----- Provided information
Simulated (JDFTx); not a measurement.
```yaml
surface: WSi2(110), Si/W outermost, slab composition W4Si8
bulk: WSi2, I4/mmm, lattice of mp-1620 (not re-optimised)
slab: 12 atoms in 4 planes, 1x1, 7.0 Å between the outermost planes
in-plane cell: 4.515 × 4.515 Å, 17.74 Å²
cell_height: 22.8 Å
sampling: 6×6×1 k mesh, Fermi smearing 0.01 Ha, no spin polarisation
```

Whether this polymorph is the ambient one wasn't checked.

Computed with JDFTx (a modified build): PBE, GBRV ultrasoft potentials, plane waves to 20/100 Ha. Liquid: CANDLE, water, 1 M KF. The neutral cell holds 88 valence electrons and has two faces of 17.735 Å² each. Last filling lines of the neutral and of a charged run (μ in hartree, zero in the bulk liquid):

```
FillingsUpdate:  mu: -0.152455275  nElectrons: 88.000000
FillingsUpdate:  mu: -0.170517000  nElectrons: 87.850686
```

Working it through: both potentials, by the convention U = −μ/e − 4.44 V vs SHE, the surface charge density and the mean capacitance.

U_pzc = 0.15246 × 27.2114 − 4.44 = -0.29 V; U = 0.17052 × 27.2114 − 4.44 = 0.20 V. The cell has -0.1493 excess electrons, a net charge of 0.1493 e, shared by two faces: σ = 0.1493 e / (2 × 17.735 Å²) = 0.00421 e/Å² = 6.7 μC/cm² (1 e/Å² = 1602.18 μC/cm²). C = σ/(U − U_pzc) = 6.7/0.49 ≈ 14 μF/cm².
----------

Work item. For this exercise, retype each entry from above exactly as it stands.

Written answer.
Simulated (JDFTx); not a measurement.
```yaml
surface: WSi2(110), Si/W outermost, slab composition W4Si8
bulk: WSi2, I4/mmm, lattice of mp-1620 (not re-optimised)
slab: 12 atoms in 4 planes, 1x1, 7.0 Å between the outermost planes
in-plane cell: 4.515 × 4.515 Å, 17.74 Å²
cell_height: 22.8 Å
sampling: 6×6×1 k mesh, Fermi smearing 0.01 Ha, no spin polarisation
```

Whether this polymorph is the ambient one wasn't checked.

Computed with JDFTx (a modified build): PBE, GBRV ultrasoft potentials, plane waves to 20/100 Ha. Liquid: CANDLE, water, 1 M KF. The neutral cell holds 88 valence electrons and has two faces of 17.735 Å² each. Last filling lines of the neutral and of a charged run (μ in hartree, zero in the bulk liquid):

```
FillingsUpdate:  mu: -0.152455275  nElectrons: 88.000000
FillingsUpdate:  mu: -0.170517000  nElectrons: 87.850686
```

Working it through: both potentials, by the convention U = −μ/e − 4.44 V vs SHE, the surface charge density and the mean capacitance.

U_pzc = 0.15246 × 27.2114 − 4.44 = -0.29 V; U = 0.17052 × 27.2114 − 4.44 = 0.20 V. The cell has -0.1493 excess electrons, a net charge of 0.1493 e, shared by two faces: σ = 0.1493 e / (2 × 17.735 Å²) = 0.00421 e/Å² = 6.7 μC/cm² (1 e/Å² = 1602.18 μC/cm²). C = σ/(U − U_pzc) = 6.7/0.49 ≈ 14 μF/cm².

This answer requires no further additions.